=== Supplied information ===
★ ★ ★ ★
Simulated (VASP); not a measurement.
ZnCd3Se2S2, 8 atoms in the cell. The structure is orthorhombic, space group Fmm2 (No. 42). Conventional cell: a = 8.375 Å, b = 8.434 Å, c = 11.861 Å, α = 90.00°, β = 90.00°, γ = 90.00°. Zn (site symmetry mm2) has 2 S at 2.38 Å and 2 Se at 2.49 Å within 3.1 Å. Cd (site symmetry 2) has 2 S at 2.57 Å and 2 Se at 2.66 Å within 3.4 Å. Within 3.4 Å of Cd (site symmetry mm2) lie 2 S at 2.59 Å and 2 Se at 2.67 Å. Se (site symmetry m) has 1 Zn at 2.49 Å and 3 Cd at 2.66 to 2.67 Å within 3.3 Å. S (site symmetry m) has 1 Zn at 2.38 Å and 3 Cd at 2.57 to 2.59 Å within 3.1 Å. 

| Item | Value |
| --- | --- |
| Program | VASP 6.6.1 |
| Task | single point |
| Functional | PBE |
★ ★ ★ ★

=== Work order ===
Exactly as written above, copy out all the records.

=== Written response ===
Simulated (VASP); not a measurement.
ZnCd3Se2S2, 8 atoms in the cell. The structure is orthorhombic, space group Fmm2 (No. 42). Conventional cell: a = 8.375 Å, b = 8.434 Å, c = 11.861 Å, α = 90.00°, β = 90.00°, γ = 90.00°. Zn (site symmetry mm2) has 2 S at 2.38 Å and 2 Se at 2.49 Å within 3.1 Å. Cd (site symmetry 2) has 2 S at 2.57 Å and 2 Se at 2.66 Å within 3.4 Å. Within 3.4 Å of Cd (site symmetry mm2) lie 2 S at 2.59 Å and 2 Se at 2.67 Å. Se (site symmetry m) has 1 Zn at 2.49 Å and 3 Cd at 2.66 to 2.67 Å within 3.3 Å. S (site symmetry m) has 1 Zn at 2.38 Å and 3 Cd at 2.57 to 2.59 Å within 3.1 Å. 

| Item | Value |
| --- | --- |
| Program | VASP 6.6.1 |
| Task | single point |
| Functional | PBE |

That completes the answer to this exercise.